SUPPLIED DATA ->
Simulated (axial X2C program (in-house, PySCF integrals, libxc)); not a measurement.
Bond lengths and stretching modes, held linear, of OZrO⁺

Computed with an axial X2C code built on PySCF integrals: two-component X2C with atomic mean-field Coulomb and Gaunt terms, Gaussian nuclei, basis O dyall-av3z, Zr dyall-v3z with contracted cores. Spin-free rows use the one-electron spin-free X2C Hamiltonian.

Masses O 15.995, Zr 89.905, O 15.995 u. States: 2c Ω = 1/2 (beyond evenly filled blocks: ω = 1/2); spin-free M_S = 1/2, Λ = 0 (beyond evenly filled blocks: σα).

WORK TASK ->
Return all the lines shown above, word for word.

WRITTEN REPLY ->
Simulated (axial X2C program (in-house, PySCF integrals, libxc)); not a measurement.
Bond lengths and stretching modes, held linear, of OZrO⁺

Computed with an axial X2C code built on PySCF integrals: two-component X2C with atomic mean-field Coulomb and Gaunt terms, Gaussian nuclei, basis O dyall-av3z, Zr dyall-v3z with contracted cores. Spin-free rows use the one-electron spin-free X2C Hamiltonian.

Masses O 15.995, Zr 89.905, O 15.995 u. States: 2c Ω = 1/2 (beyond evenly filled blocks: ω = 1/2); spin-free M_S = 1/2, Λ = 0 (beyond evenly filled blocks: σα).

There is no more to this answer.